■ **PROVIDED RECORDS**
┄┄┄┄┄┄┄┄┄┄

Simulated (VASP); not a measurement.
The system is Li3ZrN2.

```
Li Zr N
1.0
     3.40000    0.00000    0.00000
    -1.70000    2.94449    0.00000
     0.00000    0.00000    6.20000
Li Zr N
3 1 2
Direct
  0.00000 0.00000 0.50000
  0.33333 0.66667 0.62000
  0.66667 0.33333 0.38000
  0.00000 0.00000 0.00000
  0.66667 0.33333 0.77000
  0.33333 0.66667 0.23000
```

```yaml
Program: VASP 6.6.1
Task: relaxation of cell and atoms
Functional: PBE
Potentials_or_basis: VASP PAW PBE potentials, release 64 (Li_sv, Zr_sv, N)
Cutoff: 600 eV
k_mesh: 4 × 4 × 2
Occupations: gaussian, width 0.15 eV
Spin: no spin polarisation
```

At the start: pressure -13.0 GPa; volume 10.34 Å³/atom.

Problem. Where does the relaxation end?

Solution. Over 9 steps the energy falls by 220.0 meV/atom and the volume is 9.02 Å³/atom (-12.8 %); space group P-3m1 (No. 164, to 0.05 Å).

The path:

┄┄┄┄┄┄┄┄┄┄

■ **ACTIVITY**
Reproduce exactly every line that sits between the start of the entries and the line bearing "Solution. Over 9", counting both of those lines.

■ **EXERCISE SOLUTION**
Simulated (VASP); not a measurement.
The system is Li3ZrN2.

```
Li Zr N
1.0
     3.40000    0.00000    0.00000
    -1.70000    2.94449    0.00000
     0.00000    0.00000    6.20000
Li Zr N
3 1 2
Direct
  0.00000 0.00000 0.50000
  0.33333 0.66667 0.62000
  0.66667 0.33333 0.38000
  0.00000 0.00000 0.00000
  0.66667 0.33333 0.77000
  0.33333 0.66667 0.23000
```

```yaml
Program: VASP 6.6.1
Task: relaxation of cell and atoms
Functional: PBE
Potentials_or_basis: VASP PAW PBE potentials, release 64 (Li_sv, Zr_sv, N)
Cutoff: 600 eV
k_mesh: 4 × 4 × 2
Occupations: gaussian, width 0.15 eV
Spin: no spin polarisation
```

At the start: pressure -13.0 GPa; volume 10.34 Å³/atom.

Problem. Where does the relaxation end?

Solution. Over 9 steps the energy falls by 220.0 meV/atom and the volume is 9.02 Å³/atom (-12.8 %); space group P-3m1 (No. 164, to 0.05 Å).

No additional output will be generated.